========

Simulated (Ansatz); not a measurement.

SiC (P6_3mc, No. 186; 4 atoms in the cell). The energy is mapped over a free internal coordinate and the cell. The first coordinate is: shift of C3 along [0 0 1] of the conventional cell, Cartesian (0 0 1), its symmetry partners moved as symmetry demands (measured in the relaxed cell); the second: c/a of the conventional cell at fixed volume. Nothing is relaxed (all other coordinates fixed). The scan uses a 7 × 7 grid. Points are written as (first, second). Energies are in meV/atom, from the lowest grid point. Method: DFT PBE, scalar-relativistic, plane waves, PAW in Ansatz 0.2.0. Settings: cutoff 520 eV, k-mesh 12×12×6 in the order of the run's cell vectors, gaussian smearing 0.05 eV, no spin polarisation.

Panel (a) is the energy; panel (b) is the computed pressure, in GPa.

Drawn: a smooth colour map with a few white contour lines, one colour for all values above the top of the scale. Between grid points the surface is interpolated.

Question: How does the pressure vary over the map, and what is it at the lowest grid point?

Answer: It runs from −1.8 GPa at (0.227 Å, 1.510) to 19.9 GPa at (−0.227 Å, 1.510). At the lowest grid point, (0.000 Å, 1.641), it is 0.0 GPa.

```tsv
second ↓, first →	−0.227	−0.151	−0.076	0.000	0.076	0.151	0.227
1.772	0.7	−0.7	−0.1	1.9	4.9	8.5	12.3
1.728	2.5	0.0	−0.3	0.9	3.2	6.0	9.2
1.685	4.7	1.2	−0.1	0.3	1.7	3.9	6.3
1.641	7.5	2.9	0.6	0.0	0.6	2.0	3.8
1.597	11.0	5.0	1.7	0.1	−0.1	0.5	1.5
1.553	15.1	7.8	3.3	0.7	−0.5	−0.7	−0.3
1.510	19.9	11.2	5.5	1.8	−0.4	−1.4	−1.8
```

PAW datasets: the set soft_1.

========

## Work task
Write out, from the lines above, only those from the line with "SiC (P6_3mc, No." to the line with "Panel (a) is", exactly as given, including the first and the last.

## Problem solution
SiC (P6_3mc, No. 186; 4 atoms in the cell). The energy is mapped over a free internal coordinate and the cell. The first coordinate is: shift of C3 along [0 0 1] of the conventional cell, Cartesian (0 0 1), its symmetry partners moved as symmetry demands (measured in the relaxed cell); the second: c/a of the conventional cell at fixed volume. Nothing is relaxed (all other coordinates fixed). The scan uses a 7 × 7 grid. Points are written as (first, second). Energies are in meV/atom, from the lowest grid point. Method: DFT PBE, scalar-relativistic, plane waves, PAW in Ansatz 0.2.0. Settings: cutoff 520 eV, k-mesh 12×12×6 in the order of the run's cell vectors, gaussian smearing 0.05 eV, no spin polarisation.

Panel (a) is the energy; panel (b) is the computed pressure, in GPa.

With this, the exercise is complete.